## Requirement
Write out the lines from the top of the material through the line with "An isothermal, constant-pressure", exactly and with nothing added.

☆ ☆ ☆ ☆ ☆ ☆ ☆
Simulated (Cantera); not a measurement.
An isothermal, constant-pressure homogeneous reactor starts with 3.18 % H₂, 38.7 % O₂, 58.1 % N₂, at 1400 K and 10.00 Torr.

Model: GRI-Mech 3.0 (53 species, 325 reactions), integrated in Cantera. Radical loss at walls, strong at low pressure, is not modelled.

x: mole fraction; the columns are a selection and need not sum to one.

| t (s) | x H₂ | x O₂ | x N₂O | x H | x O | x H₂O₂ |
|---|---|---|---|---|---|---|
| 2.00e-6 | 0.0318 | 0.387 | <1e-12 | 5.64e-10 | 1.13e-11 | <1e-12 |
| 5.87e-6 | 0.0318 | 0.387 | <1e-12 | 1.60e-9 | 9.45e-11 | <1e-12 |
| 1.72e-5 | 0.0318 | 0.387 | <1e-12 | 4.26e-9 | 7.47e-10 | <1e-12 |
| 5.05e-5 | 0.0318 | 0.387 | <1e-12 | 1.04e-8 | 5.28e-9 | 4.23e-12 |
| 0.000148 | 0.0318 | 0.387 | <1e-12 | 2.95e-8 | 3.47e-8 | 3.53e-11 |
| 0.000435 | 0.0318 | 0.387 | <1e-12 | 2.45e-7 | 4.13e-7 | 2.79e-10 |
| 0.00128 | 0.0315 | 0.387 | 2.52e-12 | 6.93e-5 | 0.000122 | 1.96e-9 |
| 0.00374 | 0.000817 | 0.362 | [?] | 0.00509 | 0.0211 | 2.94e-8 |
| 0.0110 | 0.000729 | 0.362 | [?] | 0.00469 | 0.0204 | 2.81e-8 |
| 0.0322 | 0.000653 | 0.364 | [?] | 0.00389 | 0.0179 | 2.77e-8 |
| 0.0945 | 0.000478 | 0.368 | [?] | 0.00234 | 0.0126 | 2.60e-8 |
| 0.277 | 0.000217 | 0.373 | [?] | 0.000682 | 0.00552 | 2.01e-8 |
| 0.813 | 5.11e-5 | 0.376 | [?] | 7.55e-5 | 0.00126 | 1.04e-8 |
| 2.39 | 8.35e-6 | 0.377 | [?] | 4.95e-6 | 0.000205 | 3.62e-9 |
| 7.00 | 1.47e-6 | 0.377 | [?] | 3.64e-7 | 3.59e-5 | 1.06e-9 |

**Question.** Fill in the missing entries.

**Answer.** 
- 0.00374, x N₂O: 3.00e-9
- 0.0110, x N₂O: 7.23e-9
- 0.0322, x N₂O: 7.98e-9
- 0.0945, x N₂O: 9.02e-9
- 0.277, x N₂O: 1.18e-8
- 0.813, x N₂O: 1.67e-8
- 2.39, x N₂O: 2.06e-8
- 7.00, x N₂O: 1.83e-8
☆ ☆ ☆ ☆ ☆ ☆ ☆

## Response area
Simulated (Cantera); not a measurement.
An isothermal, constant-pressure homogeneous reactor starts with 3.18 % H₂, 38.7 % O₂, 58.1 % N₂, at 1400 K and 10.00 Torr.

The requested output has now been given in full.